Data extracts:
###

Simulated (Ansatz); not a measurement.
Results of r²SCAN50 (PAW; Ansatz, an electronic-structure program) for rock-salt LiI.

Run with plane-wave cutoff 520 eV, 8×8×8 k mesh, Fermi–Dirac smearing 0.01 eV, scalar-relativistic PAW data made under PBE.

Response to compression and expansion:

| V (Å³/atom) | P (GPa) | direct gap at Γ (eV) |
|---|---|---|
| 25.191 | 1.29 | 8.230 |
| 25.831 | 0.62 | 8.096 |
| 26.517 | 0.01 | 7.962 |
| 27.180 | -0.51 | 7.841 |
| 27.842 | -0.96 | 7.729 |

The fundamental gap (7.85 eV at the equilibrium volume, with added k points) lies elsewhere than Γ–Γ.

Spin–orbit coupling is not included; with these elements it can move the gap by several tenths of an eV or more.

###

Work instruction: For the lines above, output exactly those from the line containing "-0.51 | 7.841 |" through the line containing "The fundamental gap", and skip the others.

Exercise solution:
| 27.180 | -0.51 | 7.841 |
| 27.842 | -0.96 | 7.729 |

The fundamental gap (7.85 eV at the equilibrium volume, with added k points) lies elsewhere than Γ–Γ.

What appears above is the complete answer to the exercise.